---------------
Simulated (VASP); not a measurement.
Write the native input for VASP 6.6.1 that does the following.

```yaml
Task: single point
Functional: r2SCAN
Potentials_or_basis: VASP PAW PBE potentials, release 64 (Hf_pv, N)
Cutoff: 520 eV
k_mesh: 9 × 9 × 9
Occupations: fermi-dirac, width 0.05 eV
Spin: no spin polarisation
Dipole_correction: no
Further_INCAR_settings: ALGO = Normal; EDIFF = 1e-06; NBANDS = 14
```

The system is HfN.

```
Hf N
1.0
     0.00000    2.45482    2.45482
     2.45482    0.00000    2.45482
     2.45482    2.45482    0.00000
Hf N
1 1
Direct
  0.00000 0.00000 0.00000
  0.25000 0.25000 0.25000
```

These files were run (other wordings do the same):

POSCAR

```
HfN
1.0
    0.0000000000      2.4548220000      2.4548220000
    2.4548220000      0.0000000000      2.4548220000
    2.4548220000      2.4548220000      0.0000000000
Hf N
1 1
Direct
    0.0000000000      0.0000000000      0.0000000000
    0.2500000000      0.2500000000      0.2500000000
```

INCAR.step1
---------------

- _Action item_: Keeping each line exactly as it is, retype all of the data.

- _Response area_:
Simulated (VASP); not a measurement.
Write the native input for VASP 6.6.1 that does the following.

```yaml
Task: single point
Functional: r2SCAN
Potentials_or_basis: VASP PAW PBE potentials, release 64 (Hf_pv, N)
Cutoff: 520 eV
k_mesh: 9 × 9 × 9
Occupations: fermi-dirac, width 0.05 eV
Spin: no spin polarisation
Dipole_correction: no
Further_INCAR_settings: ALGO = Normal; EDIFF = 1e-06; NBANDS = 14
```

The system is HfN.

```
Hf N
1.0
     0.00000    2.45482    2.45482
     2.45482    0.00000    2.45482
     2.45482    2.45482    0.00000
Hf N
1 1
Direct
  0.00000 0.00000 0.00000
  0.25000 0.25000 0.25000
```

These files were run (other wordings do the same):

POSCAR

```
HfN
1.0
    0.0000000000      2.4548220000      2.4548220000
    2.4548220000      0.0000000000      2.4548220000
    2.4548220000      2.4548220000      0.0000000000
Hf N
1 1
Direct
    0.0000000000      0.0000000000      0.0000000000
    0.2500000000      0.2500000000      0.2500000000
```

INCAR.step1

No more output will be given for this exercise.